▸ Work task
Your response must consist of the listing below, repeated exactly.

================

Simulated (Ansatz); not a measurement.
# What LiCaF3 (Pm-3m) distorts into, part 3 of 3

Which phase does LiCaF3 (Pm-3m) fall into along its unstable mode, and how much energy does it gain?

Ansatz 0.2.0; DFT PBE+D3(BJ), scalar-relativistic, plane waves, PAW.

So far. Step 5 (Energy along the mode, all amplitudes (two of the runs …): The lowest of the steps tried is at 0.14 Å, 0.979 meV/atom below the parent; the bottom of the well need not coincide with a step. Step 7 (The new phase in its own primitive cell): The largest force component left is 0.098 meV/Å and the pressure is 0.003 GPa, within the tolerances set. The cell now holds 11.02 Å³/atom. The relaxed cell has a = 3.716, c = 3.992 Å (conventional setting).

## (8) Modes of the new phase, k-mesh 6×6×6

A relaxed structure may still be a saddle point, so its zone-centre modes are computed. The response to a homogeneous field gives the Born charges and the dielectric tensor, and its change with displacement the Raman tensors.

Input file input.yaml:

================

▸ Expected answer
Simulated (Ansatz); not a measurement.
# What LiCaF3 (Pm-3m) distorts into, part 3 of 3

Which phase does LiCaF3 (Pm-3m) fall into along its unstable mode, and how much energy does it gain?

Ansatz 0.2.0; DFT PBE+D3(BJ), scalar-relativistic, plane waves, PAW.

So far. Step 5 (Energy along the mode, all amplitudes (two of the runs …): The lowest of the steps tried is at 0.14 Å, 0.979 meV/atom below the parent; the bottom of the well need not coincide with a step. Step 7 (The new phase in its own primitive cell): The largest force component left is 0.098 meV/Å and the pressure is 0.003 GPa, within the tolerances set. The cell now holds 11.02 Å³/atom. The relaxed cell has a = 3.716, c = 3.992 Å (conventional setting).

## (8) Modes of the new phase, k-mesh 6×6×6

A relaxed structure may still be a saddle point, so its zone-centre modes are computed. The response to a homogeneous field gives the Born charges and the dielectric tensor, and its change with displacement the Raman tensors.

Input file input.yaml:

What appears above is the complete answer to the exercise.